Action item >>
Taking the line with "(Warnings from the" as the first and the line with "One script that" as the last, set down exactly every line in that range from the entries below, and no more.

# # # #

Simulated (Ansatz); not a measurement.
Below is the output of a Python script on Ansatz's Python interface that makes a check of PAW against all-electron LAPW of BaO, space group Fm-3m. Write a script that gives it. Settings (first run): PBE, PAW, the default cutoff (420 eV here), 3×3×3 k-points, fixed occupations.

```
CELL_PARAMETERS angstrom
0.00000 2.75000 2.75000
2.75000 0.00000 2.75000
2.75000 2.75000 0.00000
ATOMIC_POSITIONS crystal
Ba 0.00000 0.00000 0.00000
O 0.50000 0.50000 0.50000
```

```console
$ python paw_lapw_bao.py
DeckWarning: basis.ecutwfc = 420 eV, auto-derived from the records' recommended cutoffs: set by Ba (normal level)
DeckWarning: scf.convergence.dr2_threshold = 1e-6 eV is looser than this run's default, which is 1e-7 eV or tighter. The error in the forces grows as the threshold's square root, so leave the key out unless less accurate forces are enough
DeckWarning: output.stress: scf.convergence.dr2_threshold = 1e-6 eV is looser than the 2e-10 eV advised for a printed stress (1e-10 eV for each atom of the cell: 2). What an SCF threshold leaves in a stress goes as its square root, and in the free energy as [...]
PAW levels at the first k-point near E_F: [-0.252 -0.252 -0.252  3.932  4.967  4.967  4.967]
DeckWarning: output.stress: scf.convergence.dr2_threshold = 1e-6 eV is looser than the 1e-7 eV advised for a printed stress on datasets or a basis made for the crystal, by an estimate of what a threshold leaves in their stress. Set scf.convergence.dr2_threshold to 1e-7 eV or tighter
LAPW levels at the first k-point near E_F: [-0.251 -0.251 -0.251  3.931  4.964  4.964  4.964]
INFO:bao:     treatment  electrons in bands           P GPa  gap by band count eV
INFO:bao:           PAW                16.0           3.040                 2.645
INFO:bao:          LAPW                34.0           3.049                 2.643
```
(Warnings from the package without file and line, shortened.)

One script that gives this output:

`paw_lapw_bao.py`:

# # # #

Answer area >>
(Warnings from the package without file and line, shortened.)

One script that gives this output:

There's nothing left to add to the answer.